Would you write out all of the data exactly as it appears below?

(GIVEN RECORDS begins)

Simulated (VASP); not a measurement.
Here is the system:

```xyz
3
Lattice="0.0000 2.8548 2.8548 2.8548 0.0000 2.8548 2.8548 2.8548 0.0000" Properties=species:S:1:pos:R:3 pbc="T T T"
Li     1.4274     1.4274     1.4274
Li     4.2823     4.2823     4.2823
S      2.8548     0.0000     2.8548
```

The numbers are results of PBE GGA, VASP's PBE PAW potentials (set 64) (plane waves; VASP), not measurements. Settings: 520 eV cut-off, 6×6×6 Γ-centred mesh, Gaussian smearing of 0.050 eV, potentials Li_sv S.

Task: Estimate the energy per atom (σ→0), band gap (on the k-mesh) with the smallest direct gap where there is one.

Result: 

(GIVEN RECORDS ends)

▶ _TASK RESPONSE_
Simulated (VASP); not a measurement.
Here is the system:

```xyz
3
Lattice="0.0000 2.8548 2.8548 2.8548 0.0000 2.8548 2.8548 2.8548 0.0000" Properties=species:S:1:pos:R:3 pbc="T T T"
Li     1.4274     1.4274     1.4274
Li     4.2823     4.2823     4.2823
S      2.8548     0.0000     2.8548
```

The numbers are results of PBE GGA, VASP's PBE PAW potentials (set 64) (plane waves; VASP), not measurements. Settings: 520 eV cut-off, 6×6×6 Γ-centred mesh, Gaussian smearing of 0.050 eV, potentials Li_sv S.

Task: Estimate the energy per atom (σ→0), band gap (on the k-mesh) with the smallest direct gap where there is one.

Result: 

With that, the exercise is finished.